# [Work request]
From the data below, repeat exactly the lines from the line with "Functional | LDA |" to the line with "Answer: Band gap", both included.

=== Begin Enclosure ===

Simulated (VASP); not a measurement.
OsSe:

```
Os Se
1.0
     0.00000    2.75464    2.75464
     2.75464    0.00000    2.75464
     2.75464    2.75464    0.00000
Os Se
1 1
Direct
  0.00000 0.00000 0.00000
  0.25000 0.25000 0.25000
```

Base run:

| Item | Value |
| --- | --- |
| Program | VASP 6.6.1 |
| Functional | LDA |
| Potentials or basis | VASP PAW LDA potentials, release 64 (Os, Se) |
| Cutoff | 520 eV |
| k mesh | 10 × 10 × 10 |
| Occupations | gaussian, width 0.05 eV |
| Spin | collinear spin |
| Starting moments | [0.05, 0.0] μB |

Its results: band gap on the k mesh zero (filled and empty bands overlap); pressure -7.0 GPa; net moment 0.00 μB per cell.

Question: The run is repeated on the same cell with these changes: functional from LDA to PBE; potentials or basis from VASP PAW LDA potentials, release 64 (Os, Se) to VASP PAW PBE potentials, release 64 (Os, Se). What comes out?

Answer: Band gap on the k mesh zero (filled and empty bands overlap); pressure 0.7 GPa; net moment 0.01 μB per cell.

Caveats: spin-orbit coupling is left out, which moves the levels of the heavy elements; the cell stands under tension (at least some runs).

=== End Enclosure ===

# [Your solution]
| Functional | LDA |
| Potentials or basis | VASP PAW LDA potentials, release 64 (Os, Se) |
| Cutoff | 520 eV |
| k mesh | 10 × 10 × 10 |
| Occupations | gaussian, width 0.05 eV |
| Spin | collinear spin |
| Starting moments | [0.05, 0.0] μB |

Its results: band gap on the k mesh zero (filled and empty bands overlap); pressure -7.0 GPa; net moment 0.00 μB per cell.

Question: The run is repeated on the same cell with these changes: functional from LDA to PBE; potentials or basis from VASP PAW LDA potentials, release 64 (Os, Se) to VASP PAW PBE potentials, release 64 (Os, Se). What comes out?

Answer: Band gap on the k mesh zero (filled and empty bands overlap); pressure 0.7 GPa; net moment 0.01 μB per cell.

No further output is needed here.